*ASSIGNMENT*. Output the data word for word. Begin at its first line and end at the line with "Bond lengths as".

*SOURCE MATERIAL*.
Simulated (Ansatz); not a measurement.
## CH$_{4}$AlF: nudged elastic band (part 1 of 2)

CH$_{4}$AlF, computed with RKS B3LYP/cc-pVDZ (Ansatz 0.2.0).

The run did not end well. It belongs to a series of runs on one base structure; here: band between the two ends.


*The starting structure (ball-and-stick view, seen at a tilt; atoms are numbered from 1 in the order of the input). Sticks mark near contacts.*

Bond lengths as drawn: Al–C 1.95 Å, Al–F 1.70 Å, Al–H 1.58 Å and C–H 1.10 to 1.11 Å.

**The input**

*ANSWER AREA*.
Simulated (Ansatz); not a measurement.
## CH$_{4}$AlF: nudged elastic band (part 1 of 2)

CH$_{4}$AlF, computed with RKS B3LYP/cc-pVDZ (Ansatz 0.2.0).

The run did not end well. It belongs to a series of runs on one base structure; here: band between the two ends.


*The starting structure (ball-and-stick view, seen at a tilt; atoms are numbered from 1 in the order of the input). Sticks mark near contacts.*

Bond lengths as drawn: Al–C 1.95 Å, Al–F 1.70 Å, Al–H 1.58 Å and C–H 1.10 to 1.11 Å.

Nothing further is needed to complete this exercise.